The records below hold a stretch from the line with "A VASP calculation" through the line with "Output of the"; return exactly those lines, ends included, and nothing more.

==== Stored data

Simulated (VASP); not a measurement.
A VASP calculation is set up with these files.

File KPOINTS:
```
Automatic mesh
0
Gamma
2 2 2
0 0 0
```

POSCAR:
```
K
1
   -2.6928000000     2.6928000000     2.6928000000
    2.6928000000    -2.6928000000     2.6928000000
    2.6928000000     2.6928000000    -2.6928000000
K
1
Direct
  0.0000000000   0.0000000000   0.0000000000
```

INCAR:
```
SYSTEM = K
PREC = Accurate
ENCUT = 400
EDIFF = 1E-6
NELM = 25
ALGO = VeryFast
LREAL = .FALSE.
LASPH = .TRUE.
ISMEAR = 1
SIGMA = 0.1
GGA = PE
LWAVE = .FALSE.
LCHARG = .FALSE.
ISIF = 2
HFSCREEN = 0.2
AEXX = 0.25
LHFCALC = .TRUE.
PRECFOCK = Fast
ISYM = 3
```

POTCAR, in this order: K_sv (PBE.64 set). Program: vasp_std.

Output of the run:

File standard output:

========

### Task solution
A VASP calculation is set up with these files.

File KPOINTS:
```
Automatic mesh
0
Gamma
2 2 2
0 0 0
```

POSCAR:
```
K
1
   -2.6928000000     2.6928000000     2.6928000000
    2.6928000000    -2.6928000000     2.6928000000
    2.6928000000     2.6928000000    -2.6928000000
K
1
Direct
  0.0000000000   0.0000000000   0.0000000000
```

INCAR:
```
SYSTEM = K
PREC = Accurate
ENCUT = 400
EDIFF = 1E-6
NELM = 25
ALGO = VeryFast
LREAL = .FALSE.
LASPH = .TRUE.
ISMEAR = 1
SIGMA = 0.1
GGA = PE
LWAVE = .FALSE.
LCHARG = .FALSE.
ISIF = 2
HFSCREEN = 0.2
AEXX = 0.25
LHFCALC = .TRUE.
PRECFOCK = Fast
ISYM = 3
```

POTCAR, in this order: K_sv (PBE.64 set). Program: vasp_std.

Output of the run:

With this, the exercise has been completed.